Print the data that follows exactly.

#### Data excerpts ####

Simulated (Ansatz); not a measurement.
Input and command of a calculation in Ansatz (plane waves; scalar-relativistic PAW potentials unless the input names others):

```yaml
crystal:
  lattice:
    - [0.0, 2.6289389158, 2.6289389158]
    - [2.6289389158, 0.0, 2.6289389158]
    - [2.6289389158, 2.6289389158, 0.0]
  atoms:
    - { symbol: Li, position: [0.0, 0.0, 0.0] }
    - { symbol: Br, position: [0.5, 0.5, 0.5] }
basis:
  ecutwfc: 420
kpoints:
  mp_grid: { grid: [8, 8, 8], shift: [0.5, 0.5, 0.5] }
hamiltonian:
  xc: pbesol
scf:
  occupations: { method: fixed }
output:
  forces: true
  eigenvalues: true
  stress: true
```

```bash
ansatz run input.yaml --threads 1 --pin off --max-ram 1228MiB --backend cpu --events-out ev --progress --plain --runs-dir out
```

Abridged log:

####

**Answer space:**
Simulated (Ansatz); not a measurement.
Input and command of a calculation in Ansatz (plane waves; scalar-relativistic PAW potentials unless the input names others):

```yaml
crystal:
  lattice:
    - [0.0, 2.6289389158, 2.6289389158]
    - [2.6289389158, 0.0, 2.6289389158]
    - [2.6289389158, 2.6289389158, 0.0]
  atoms:
    - { symbol: Li, position: [0.0, 0.0, 0.0] }
    - { symbol: Br, position: [0.5, 0.5, 0.5] }
basis:
  ecutwfc: 420
kpoints:
  mp_grid: { grid: [8, 8, 8], shift: [0.5, 0.5, 0.5] }
hamiltonian:
  xc: pbesol
scf:
  occupations: { method: fixed }
output:
  forces: true
  eigenvalues: true
  stress: true
```

```bash
ansatz run input.yaml --threads 1 --pin off --max-ram 1228MiB --backend cpu --events-out ev --progress --plain --runs-dir out
```

Abridged log:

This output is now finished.